→ Information provided
============================================================
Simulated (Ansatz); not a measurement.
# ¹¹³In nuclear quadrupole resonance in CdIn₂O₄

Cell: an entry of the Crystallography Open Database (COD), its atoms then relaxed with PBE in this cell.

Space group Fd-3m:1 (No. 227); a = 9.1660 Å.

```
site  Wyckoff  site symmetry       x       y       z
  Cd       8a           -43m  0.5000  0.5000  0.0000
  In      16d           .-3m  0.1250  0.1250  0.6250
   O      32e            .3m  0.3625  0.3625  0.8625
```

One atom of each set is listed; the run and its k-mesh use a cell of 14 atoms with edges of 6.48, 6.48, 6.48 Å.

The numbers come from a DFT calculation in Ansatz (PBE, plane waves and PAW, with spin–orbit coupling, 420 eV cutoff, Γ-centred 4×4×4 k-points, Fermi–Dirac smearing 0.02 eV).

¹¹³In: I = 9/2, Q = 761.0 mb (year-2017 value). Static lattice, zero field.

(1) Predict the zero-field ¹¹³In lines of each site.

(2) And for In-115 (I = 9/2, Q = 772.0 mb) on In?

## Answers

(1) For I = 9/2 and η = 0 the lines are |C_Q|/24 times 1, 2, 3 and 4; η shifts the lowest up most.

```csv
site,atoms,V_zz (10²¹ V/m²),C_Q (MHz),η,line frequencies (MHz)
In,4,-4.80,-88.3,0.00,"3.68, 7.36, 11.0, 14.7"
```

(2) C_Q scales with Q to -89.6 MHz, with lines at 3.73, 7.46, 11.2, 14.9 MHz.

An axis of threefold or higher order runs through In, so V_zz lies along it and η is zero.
============================================================

→ Assigned task
From the top of the listing above, restate each line word for word up to and including the line with "One atom of"; add nothing else.

→ Response area
Simulated (Ansatz); not a measurement.
# ¹¹³In nuclear quadrupole resonance in CdIn₂O₄

Cell: an entry of the Crystallography Open Database (COD), its atoms then relaxed with PBE in this cell.

Space group Fd-3m:1 (No. 227); a = 9.1660 Å.

```
site  Wyckoff  site symmetry       x       y       z
  Cd       8a           -43m  0.5000  0.5000  0.0000
  In      16d           .-3m  0.1250  0.1250  0.6250
   O      32e            .3m  0.3625  0.3625  0.8625
```

One atom of each set is listed; the run and its k-mesh use a cell of 14 atoms with edges of 6.48, 6.48, 6.48 Å.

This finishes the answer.